**BRIEF**
Could you reproduce every record below exactly as it stands?

•••••

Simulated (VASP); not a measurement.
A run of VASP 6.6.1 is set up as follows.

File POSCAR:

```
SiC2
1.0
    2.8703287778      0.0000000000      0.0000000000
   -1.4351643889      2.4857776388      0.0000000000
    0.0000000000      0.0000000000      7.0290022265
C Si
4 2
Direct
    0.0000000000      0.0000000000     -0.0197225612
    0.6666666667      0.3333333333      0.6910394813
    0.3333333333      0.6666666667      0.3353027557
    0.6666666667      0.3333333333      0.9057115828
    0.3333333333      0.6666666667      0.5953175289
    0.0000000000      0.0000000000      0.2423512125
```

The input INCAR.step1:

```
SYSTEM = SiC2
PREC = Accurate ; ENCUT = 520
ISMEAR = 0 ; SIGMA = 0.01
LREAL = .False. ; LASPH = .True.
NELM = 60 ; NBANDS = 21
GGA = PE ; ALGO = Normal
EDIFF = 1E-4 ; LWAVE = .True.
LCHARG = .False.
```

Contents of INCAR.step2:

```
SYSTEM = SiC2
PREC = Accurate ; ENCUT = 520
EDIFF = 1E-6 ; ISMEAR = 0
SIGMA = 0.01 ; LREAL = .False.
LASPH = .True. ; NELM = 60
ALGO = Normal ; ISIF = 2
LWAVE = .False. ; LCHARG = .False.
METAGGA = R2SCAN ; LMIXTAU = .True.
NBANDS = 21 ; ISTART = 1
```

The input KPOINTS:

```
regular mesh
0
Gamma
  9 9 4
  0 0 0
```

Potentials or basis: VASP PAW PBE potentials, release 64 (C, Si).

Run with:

•••••

**YOUR RESPONSE**
Simulated (VASP); not a measurement.
A run of VASP 6.6.1 is set up as follows.

File POSCAR:

```
SiC2
1.0
    2.8703287778      0.0000000000      0.0000000000
   -1.4351643889      2.4857776388      0.0000000000
    0.0000000000      0.0000000000      7.0290022265
C Si
4 2
Direct
    0.0000000000      0.0000000000     -0.0197225612
    0.6666666667      0.3333333333      0.6910394813
    0.3333333333      0.6666666667      0.3353027557
    0.6666666667      0.3333333333      0.9057115828
    0.3333333333      0.6666666667      0.5953175289
    0.0000000000      0.0000000000      0.2423512125
```

The input INCAR.step1:

```
SYSTEM = SiC2
PREC = Accurate ; ENCUT = 520
ISMEAR = 0 ; SIGMA = 0.01
LREAL = .False. ; LASPH = .True.
NELM = 60 ; NBANDS = 21
GGA = PE ; ALGO = Normal
EDIFF = 1E-4 ; LWAVE = .True.
LCHARG = .False.
```

Contents of INCAR.step2:

```
SYSTEM = SiC2
PREC = Accurate ; ENCUT = 520
EDIFF = 1E-6 ; ISMEAR = 0
SIGMA = 0.01 ; LREAL = .False.
LASPH = .True. ; NELM = 60
ALGO = Normal ; ISIF = 2
LWAVE = .False. ; LCHARG = .False.
METAGGA = R2SCAN ; LMIXTAU = .True.
NBANDS = 21 ; ISTART = 1
```

The input KPOINTS:

```
regular mesh
0
Gamma
  9 9 4
  0 0 0
```

Potentials or basis: VASP PAW PBE potentials, release 64 (C, Si).

Run with:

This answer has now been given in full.